§ **EXTRACTED RECORDS**:
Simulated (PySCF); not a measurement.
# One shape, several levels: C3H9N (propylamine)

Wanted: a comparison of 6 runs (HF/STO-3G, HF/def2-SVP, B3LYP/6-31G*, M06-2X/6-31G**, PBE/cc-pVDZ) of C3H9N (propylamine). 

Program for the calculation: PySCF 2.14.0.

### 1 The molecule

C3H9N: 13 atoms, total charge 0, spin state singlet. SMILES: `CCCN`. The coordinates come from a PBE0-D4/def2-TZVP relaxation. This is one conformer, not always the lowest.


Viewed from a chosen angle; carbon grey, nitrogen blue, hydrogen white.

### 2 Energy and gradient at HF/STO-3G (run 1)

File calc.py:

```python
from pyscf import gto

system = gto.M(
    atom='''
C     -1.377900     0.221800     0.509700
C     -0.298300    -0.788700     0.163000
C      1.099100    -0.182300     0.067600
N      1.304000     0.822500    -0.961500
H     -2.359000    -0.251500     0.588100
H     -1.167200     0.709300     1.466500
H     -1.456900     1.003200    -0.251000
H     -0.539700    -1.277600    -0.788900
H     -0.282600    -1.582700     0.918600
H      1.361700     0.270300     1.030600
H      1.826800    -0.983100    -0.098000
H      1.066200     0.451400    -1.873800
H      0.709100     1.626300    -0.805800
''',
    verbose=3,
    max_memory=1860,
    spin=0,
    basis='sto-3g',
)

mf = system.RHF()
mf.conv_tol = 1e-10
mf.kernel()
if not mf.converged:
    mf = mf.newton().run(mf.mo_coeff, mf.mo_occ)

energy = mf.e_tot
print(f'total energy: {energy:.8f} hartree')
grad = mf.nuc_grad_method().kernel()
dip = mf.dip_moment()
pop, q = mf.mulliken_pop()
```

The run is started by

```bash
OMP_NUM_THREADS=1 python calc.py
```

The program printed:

§ **TASK ITEM**: Above are the records; please copy exactly their first line and each line after it through the line containing "### 1 The molecule", and no line after that.

§ **WRITTEN RESPONSE**:
Simulated (PySCF); not a measurement.
# One shape, several levels: C3H9N (propylamine)

Wanted: a comparison of 6 runs (HF/STO-3G, HF/def2-SVP, B3LYP/6-31G*, M06-2X/6-31G**, PBE/cc-pVDZ) of C3H9N (propylamine). 

Program for the calculation: PySCF 2.14.0.

### 1 The molecule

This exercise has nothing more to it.